# [RECORDED INFORMATION]
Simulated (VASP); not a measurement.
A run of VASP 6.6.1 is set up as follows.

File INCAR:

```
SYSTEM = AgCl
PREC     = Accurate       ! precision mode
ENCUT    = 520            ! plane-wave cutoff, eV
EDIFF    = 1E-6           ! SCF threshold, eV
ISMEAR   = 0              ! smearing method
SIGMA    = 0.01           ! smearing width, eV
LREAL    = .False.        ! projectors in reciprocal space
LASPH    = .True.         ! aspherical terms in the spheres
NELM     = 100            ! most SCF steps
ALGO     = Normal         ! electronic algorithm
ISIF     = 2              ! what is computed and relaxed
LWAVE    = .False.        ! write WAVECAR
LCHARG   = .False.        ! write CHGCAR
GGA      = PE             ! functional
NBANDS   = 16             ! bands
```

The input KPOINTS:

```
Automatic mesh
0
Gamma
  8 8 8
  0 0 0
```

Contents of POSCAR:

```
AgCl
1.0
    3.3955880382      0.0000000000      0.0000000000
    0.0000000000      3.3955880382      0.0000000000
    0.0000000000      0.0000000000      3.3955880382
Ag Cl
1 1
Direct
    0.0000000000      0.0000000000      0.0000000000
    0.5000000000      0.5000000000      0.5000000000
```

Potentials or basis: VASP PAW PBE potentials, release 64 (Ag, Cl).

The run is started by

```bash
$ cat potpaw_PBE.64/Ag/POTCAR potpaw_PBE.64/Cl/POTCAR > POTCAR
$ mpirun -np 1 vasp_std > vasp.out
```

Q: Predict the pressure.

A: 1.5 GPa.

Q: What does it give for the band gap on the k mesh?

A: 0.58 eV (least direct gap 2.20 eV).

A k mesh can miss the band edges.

# [WORK ITEM]
Starting with the first line of the entries, transcribe every line up to and including the one with "A: 0.58 eV (least direct gap 2.20 eV).".

# [YOUR RESPONSE]
Simulated (VASP); not a measurement.
A run of VASP 6.6.1 is set up as follows.

File INCAR:

```
SYSTEM = AgCl
PREC     = Accurate       ! precision mode
ENCUT    = 520            ! plane-wave cutoff, eV
EDIFF    = 1E-6           ! SCF threshold, eV
ISMEAR   = 0              ! smearing method
SIGMA    = 0.01           ! smearing width, eV
LREAL    = .False.        ! projectors in reciprocal space
LASPH    = .True.         ! aspherical terms in the spheres
NELM     = 100            ! most SCF steps
ALGO     = Normal         ! electronic algorithm
ISIF     = 2              ! what is computed and relaxed
LWAVE    = .False.        ! write WAVECAR
LCHARG   = .False.        ! write CHGCAR
GGA      = PE             ! functional
NBANDS   = 16             ! bands
```

The input KPOINTS:

```
Automatic mesh
0
Gamma
  8 8 8
  0 0 0
```

Contents of POSCAR:

```
AgCl
1.0
    3.3955880382      0.0000000000      0.0000000000
    0.0000000000      3.3955880382      0.0000000000
    0.0000000000      0.0000000000      3.3955880382
Ag Cl
1 1
Direct
    0.0000000000      0.0000000000      0.0000000000
    0.5000000000      0.5000000000      0.5000000000
```

Potentials or basis: VASP PAW PBE potentials, release 64 (Ag, Cl).

The run is started by

```bash
$ cat potpaw_PBE.64/Ag/POTCAR potpaw_PBE.64/Cl/POTCAR > POTCAR
$ mpirun -np 1 vasp_std > vasp.out
```

Q: Predict the pressure.

A: 1.5 GPa.

Q: What does it give for the band gap on the k mesh?

A: 0.58 eV (least direct gap 2.20 eV).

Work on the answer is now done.